• _Exercise_
What is needed is an exact copy of the data that follows.

• _Dataset records_
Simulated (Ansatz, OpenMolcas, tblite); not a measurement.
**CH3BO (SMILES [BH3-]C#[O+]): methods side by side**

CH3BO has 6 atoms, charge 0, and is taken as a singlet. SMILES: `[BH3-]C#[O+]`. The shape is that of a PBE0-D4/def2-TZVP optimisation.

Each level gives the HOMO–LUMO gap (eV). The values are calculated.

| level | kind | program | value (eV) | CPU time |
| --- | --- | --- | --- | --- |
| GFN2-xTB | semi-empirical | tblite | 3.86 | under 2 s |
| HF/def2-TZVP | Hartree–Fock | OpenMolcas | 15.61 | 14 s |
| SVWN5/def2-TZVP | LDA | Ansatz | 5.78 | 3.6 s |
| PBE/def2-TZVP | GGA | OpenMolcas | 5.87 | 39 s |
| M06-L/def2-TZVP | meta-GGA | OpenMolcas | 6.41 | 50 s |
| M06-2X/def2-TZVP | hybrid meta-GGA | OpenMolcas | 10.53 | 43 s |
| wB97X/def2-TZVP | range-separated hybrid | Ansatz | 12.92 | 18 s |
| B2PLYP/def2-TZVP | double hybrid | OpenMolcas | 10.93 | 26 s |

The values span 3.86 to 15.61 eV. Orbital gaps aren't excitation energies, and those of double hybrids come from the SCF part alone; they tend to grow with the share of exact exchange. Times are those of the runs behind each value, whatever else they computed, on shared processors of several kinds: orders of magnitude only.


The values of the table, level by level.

• _Task solution_
Simulated (Ansatz, OpenMolcas, tblite); not a measurement.
**CH3BO (SMILES [BH3-]C#[O+]): methods side by side**

CH3BO has 6 atoms, charge 0, and is taken as a singlet. SMILES: `[BH3-]C#[O+]`. The shape is that of a PBE0-D4/def2-TZVP optimisation.

Each level gives the HOMO–LUMO gap (eV). The values are calculated.

| level | kind | program | value (eV) | CPU time |
| --- | --- | --- | --- | --- |
| GFN2-xTB | semi-empirical | tblite | 3.86 | under 2 s |
| HF/def2-TZVP | Hartree–Fock | OpenMolcas | 15.61 | 14 s |
| SVWN5/def2-TZVP | LDA | Ansatz | 5.78 | 3.6 s |
| PBE/def2-TZVP | GGA | OpenMolcas | 5.87 | 39 s |
| M06-L/def2-TZVP | meta-GGA | OpenMolcas | 6.41 | 50 s |
| M06-2X/def2-TZVP | hybrid meta-GGA | OpenMolcas | 10.53 | 43 s |
| wB97X/def2-TZVP | range-separated hybrid | Ansatz | 12.92 | 18 s |
| B2PLYP/def2-TZVP | double hybrid | OpenMolcas | 10.93 | 26 s |

The values span 3.86 to 15.61 eV. Orbital gaps aren't excitation energies, and those of double hybrids come from the SCF part alone; they tend to grow with the share of exact exchange. Times are those of the runs behind each value, whatever else they computed, on shared processors of several kinds: orders of magnitude only.


The values of the table, level by level.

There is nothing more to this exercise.